※

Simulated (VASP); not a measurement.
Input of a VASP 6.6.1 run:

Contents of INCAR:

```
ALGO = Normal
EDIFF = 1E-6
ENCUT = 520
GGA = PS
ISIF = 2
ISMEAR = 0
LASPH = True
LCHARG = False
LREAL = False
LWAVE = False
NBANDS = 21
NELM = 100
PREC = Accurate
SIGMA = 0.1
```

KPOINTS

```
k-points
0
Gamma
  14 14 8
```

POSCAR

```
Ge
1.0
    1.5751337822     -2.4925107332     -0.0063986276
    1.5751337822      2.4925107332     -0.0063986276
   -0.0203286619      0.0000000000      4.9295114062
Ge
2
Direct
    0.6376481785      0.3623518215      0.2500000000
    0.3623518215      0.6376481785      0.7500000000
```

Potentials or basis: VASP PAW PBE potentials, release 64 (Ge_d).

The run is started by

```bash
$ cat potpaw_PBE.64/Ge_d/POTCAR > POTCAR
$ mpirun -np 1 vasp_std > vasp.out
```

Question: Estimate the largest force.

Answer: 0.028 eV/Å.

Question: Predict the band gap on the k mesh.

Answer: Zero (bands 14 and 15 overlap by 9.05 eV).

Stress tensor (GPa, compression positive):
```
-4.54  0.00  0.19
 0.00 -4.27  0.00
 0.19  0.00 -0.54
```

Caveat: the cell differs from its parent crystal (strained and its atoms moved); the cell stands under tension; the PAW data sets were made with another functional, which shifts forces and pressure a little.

※

Everything from the first line of the records through the line containing "Answer: Zero (bands" is to be set down exactly, while later lines are left out.

Simulated (VASP); not a measurement.
Input of a VASP 6.6.1 run:

Contents of INCAR:

```
ALGO = Normal
EDIFF = 1E-6
ENCUT = 520
GGA = PS
ISIF = 2
ISMEAR = 0
LASPH = True
LCHARG = False
LREAL = False
LWAVE = False
NBANDS = 21
NELM = 100
PREC = Accurate
SIGMA = 0.1
```

KPOINTS

```
k-points
0
Gamma
  14 14 8
```

POSCAR

```
Ge
1.0
    1.5751337822     -2.4925107332     -0.0063986276
    1.5751337822      2.4925107332     -0.0063986276
   -0.0203286619      0.0000000000      4.9295114062
Ge
2
Direct
    0.6376481785      0.3623518215      0.2500000000
    0.3623518215      0.6376481785      0.7500000000
```

Potentials or basis: VASP PAW PBE potentials, release 64 (Ge_d).

The run is started by

```bash
$ cat potpaw_PBE.64/Ge_d/POTCAR > POTCAR
$ mpirun -np 1 vasp_std > vasp.out
```

Question: Estimate the largest force.

Answer: 0.028 eV/Å.

Question: Predict the band gap on the k mesh.

Answer: Zero (bands 14 and 15 overlap by 9.05 eV).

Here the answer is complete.